## [EXTRACTED INFORMATION]
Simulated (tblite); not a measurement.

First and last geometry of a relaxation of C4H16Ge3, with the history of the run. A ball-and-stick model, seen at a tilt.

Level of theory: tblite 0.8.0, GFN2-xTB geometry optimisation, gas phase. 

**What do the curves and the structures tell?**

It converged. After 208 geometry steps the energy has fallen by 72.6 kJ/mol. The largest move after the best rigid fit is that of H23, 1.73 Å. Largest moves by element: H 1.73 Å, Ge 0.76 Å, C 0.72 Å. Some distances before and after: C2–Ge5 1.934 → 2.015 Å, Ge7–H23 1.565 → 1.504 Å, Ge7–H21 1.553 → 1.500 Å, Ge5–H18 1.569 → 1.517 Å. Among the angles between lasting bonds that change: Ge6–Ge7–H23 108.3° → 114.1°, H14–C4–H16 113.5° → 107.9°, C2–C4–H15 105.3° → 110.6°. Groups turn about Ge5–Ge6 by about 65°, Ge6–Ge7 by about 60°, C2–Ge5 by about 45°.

## [WORK ITEM]
Give back exactly the lines of the listing above that run from the line with "Level of theory: tblite" to the line with "the structures tell?**", inclusive.

## [ANSWER SECTION]
Level of theory: tblite 0.8.0, GFN2-xTB geometry optimisation, gas phase. 

**What do the curves and the structures tell?**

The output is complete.